:: Given information

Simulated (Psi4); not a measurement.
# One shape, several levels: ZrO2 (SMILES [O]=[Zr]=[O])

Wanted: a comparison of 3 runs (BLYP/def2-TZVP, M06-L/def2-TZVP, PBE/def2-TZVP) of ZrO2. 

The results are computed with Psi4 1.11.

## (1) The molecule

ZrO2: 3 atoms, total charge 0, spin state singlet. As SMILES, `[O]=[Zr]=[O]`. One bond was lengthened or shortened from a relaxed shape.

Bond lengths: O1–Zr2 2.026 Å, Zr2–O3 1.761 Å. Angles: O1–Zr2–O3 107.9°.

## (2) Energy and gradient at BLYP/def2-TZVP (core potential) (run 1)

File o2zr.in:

::::

- **Activity**
Please transcribe each entry exactly, keeping every word as it is.

- **Response**
Simulated (Psi4); not a measurement.
# One shape, several levels: ZrO2 (SMILES [O]=[Zr]=[O])

Wanted: a comparison of 3 runs (BLYP/def2-TZVP, M06-L/def2-TZVP, PBE/def2-TZVP) of ZrO2. 

The results are computed with Psi4 1.11.

## (1) The molecule

ZrO2: 3 atoms, total charge 0, spin state singlet. As SMILES, `[O]=[Zr]=[O]`. One bond was lengthened or shortened from a relaxed shape.

Bond lengths: O1–Zr2 2.026 Å, Zr2–O3 1.761 Å. Angles: O1–Zr2–O3 107.9°.

## (2) Energy and gradient at BLYP/def2-TZVP (core potential) (run 1)

File o2zr.in:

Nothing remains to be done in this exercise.